> Brief: From the first line of the data below, repeat each line exactly until you reach the line with "So far. Step"; include that line too.

> Given data:
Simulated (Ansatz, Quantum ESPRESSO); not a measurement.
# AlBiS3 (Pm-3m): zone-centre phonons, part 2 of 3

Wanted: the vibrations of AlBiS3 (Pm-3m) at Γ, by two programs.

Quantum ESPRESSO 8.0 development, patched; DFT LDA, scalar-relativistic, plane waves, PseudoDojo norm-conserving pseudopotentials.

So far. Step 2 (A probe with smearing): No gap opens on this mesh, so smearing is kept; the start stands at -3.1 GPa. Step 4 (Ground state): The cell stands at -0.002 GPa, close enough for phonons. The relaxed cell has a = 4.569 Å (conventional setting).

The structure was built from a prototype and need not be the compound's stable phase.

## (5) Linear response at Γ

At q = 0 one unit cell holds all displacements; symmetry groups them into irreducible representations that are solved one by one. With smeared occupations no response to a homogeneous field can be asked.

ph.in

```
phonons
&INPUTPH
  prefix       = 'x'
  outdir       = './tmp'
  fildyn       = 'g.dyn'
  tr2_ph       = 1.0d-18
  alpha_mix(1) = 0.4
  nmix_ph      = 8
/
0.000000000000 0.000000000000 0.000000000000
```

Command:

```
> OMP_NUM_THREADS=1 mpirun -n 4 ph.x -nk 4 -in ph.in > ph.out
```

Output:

> Exercise solution:
Simulated (Ansatz, Quantum ESPRESSO); not a measurement.
# AlBiS3 (Pm-3m): zone-centre phonons, part 2 of 3

Wanted: the vibrations of AlBiS3 (Pm-3m) at Γ, by two programs.

Quantum ESPRESSO 8.0 development, patched; DFT LDA, scalar-relativistic, plane waves, PseudoDojo norm-conserving pseudopotentials.

So far. Step 2 (A probe with smearing): No gap opens on this mesh, so smearing is kept; the start stands at -3.1 GPa. Step 4 (Ground state): The cell stands at -0.002 GPa, close enough for phonons. The relaxed cell has a = 4.569 Å (conventional setting).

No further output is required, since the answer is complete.